> [Assigned task]: As the lines appear below, please set them down exactly, starting at the first and finishing with the one containing "1.25 | 1.52 |".

> [Source information]:
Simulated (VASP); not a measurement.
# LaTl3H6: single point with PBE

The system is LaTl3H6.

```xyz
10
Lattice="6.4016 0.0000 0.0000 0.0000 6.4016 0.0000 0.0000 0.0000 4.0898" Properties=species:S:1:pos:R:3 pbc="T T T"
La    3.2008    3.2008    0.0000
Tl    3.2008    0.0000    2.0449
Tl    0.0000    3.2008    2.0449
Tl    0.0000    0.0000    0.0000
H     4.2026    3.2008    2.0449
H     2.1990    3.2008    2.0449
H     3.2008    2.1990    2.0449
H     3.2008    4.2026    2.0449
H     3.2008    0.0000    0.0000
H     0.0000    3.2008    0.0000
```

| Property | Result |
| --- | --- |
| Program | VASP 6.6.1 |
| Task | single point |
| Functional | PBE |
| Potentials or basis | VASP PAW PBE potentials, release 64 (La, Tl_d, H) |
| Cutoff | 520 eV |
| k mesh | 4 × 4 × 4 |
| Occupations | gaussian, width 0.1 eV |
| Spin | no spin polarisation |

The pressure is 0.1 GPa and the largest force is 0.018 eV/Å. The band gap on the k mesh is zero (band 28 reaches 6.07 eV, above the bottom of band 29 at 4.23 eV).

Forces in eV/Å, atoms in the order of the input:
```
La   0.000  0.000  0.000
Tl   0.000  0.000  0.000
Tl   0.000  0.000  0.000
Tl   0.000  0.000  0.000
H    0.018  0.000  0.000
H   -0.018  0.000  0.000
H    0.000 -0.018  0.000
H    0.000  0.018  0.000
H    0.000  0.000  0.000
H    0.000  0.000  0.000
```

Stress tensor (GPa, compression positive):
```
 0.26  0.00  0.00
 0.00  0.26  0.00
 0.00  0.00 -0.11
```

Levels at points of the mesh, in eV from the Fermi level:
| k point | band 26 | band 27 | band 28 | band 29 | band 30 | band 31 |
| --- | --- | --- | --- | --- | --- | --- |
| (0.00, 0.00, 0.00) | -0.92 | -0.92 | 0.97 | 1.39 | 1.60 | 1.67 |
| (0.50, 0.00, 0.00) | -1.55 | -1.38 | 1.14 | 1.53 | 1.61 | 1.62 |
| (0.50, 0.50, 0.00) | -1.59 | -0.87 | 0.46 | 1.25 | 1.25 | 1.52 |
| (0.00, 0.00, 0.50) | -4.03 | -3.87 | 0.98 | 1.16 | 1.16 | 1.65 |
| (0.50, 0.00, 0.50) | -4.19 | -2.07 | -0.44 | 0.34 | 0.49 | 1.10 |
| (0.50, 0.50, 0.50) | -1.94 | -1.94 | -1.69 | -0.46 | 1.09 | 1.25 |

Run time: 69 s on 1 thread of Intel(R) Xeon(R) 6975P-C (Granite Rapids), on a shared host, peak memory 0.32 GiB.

> [Problem solution]:
Simulated (VASP); not a measurement.
# LaTl3H6: single point with PBE

The system is LaTl3H6.

```xyz
10
Lattice="6.4016 0.0000 0.0000 0.0000 6.4016 0.0000 0.0000 0.0000 4.0898" Properties=species:S:1:pos:R:3 pbc="T T T"
La    3.2008    3.2008    0.0000
Tl    3.2008    0.0000    2.0449
Tl    0.0000    3.2008    2.0449
Tl    0.0000    0.0000    0.0000
H     4.2026    3.2008    2.0449
H     2.1990    3.2008    2.0449
H     3.2008    2.1990    2.0449
H     3.2008    4.2026    2.0449
H     3.2008    0.0000    0.0000
H     0.0000    3.2008    0.0000
```

| Property | Result |
| --- | --- |
| Program | VASP 6.6.1 |
| Task | single point |
| Functional | PBE |
| Potentials or basis | VASP PAW PBE potentials, release 64 (La, Tl_d, H) |
| Cutoff | 520 eV |
| k mesh | 4 × 4 × 4 |
| Occupations | gaussian, width 0.1 eV |
| Spin | no spin polarisation |

The pressure is 0.1 GPa and the largest force is 0.018 eV/Å. The band gap on the k mesh is zero (band 28 reaches 6.07 eV, above the bottom of band 29 at 4.23 eV).

Forces in eV/Å, atoms in the order of the input:
```
La   0.000  0.000  0.000
Tl   0.000  0.000  0.000
Tl   0.000  0.000  0.000
Tl   0.000  0.000  0.000
H    0.018  0.000  0.000
H   -0.018  0.000  0.000
H    0.000 -0.018  0.000
H    0.000  0.018  0.000
H    0.000  0.000  0.000
H    0.000  0.000  0.000
```

Stress tensor (GPa, compression positive):
```
 0.26  0.00  0.00
 0.00  0.26  0.00
 0.00  0.00 -0.11
```

Levels at points of the mesh, in eV from the Fermi level:
| k point | band 26 | band 27 | band 28 | band 29 | band 30 | band 31 |
| --- | --- | --- | --- | --- | --- | --- |
| (0.00, 0.00, 0.00) | -0.92 | -0.92 | 0.97 | 1.39 | 1.60 | 1.67 |
| (0.50, 0.00, 0.00) | -1.55 | -1.38 | 1.14 | 1.53 | 1.61 | 1.62 |
| (0.50, 0.50, 0.00) | -1.59 | -0.87 | 0.46 | 1.25 | 1.25 | 1.52 |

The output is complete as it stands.